-- BRIEF --
Please write out exactly the lines of the data below from the line holding "1.03 | 1.31 |" through the line holding "It took 3 min", and leave out the rest.

[DATA FOR ANALYSIS Boundary: Start]

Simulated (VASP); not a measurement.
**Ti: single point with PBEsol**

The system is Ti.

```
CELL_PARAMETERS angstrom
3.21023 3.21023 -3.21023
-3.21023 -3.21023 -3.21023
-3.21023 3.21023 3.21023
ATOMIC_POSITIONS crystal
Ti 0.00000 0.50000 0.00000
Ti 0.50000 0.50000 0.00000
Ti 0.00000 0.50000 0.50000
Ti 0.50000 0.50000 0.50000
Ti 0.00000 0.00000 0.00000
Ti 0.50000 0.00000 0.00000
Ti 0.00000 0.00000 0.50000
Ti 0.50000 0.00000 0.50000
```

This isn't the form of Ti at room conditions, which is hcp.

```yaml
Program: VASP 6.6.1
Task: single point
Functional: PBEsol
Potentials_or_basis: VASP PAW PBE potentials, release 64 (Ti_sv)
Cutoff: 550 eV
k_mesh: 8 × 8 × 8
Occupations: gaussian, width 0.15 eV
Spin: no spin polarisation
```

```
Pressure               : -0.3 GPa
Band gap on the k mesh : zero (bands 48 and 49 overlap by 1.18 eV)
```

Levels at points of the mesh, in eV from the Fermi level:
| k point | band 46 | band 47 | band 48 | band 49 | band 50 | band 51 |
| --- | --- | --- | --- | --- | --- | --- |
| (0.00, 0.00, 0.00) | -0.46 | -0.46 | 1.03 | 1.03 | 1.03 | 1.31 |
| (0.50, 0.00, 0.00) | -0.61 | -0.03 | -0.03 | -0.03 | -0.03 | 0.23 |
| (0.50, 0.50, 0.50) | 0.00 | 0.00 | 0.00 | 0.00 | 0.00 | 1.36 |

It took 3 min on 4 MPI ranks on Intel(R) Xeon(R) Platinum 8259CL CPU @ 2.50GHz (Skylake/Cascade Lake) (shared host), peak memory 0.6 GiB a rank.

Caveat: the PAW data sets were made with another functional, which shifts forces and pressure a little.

[DATA FOR ANALYSIS Boundary: End]

-- WRITTEN RESPONSE --
| (0.00, 0.00, 0.00) | -0.46 | -0.46 | 1.03 | 1.03 | 1.03 | 1.31 |
| (0.50, 0.00, 0.00) | -0.61 | -0.03 | -0.03 | -0.03 | -0.03 | 0.23 |
| (0.50, 0.50, 0.50) | 0.00 | 0.00 | 0.00 | 0.00 | 0.00 | 1.36 |

It took 3 min on 4 MPI ranks on Intel(R) Xeon(R) Platinum 8259CL CPU @ 2.50GHz (Skylake/Cascade Lake) (shared host), peak memory 0.6 GiB a rank.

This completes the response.